--- Assignment ---
Extract precisely the lines of the entries below, from the first line through the line containing "Solution. C (-2.1".

┌────────

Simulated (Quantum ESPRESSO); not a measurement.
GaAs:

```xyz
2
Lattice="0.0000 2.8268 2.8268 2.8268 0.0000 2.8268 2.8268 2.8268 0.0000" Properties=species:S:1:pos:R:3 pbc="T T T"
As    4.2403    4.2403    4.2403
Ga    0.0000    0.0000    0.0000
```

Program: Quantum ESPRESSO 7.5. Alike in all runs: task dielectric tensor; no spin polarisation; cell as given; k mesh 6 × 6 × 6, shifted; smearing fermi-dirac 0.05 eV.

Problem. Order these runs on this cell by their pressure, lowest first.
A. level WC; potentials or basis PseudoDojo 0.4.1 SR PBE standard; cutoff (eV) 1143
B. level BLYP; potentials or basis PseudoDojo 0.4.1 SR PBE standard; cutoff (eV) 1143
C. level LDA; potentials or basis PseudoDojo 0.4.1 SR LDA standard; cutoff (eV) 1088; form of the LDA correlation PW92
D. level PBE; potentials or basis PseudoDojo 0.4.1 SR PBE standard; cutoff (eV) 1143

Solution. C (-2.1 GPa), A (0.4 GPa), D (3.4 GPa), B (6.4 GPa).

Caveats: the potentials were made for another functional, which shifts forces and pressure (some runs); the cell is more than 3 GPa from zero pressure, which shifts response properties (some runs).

└────────

--- Task solution ---
Simulated (Quantum ESPRESSO); not a measurement.
GaAs:

```xyz
2
Lattice="0.0000 2.8268 2.8268 2.8268 0.0000 2.8268 2.8268 2.8268 0.0000" Properties=species:S:1:pos:R:3 pbc="T T T"
As    4.2403    4.2403    4.2403
Ga    0.0000    0.0000    0.0000
```

Program: Quantum ESPRESSO 7.5. Alike in all runs: task dielectric tensor; no spin polarisation; cell as given; k mesh 6 × 6 × 6, shifted; smearing fermi-dirac 0.05 eV.

Problem. Order these runs on this cell by their pressure, lowest first.
A. level WC; potentials or basis PseudoDojo 0.4.1 SR PBE standard; cutoff (eV) 1143
B. level BLYP; potentials or basis PseudoDojo 0.4.1 SR PBE standard; cutoff (eV) 1143
C. level LDA; potentials or basis PseudoDojo 0.4.1 SR LDA standard; cutoff (eV) 1088; form of the LDA correlation PW92
D. level PBE; potentials or basis PseudoDojo 0.4.1 SR PBE standard; cutoff (eV) 1143

Solution. C (-2.1 GPa), A (0.4 GPa), D (3.4 GPa), B (6.4 GPa).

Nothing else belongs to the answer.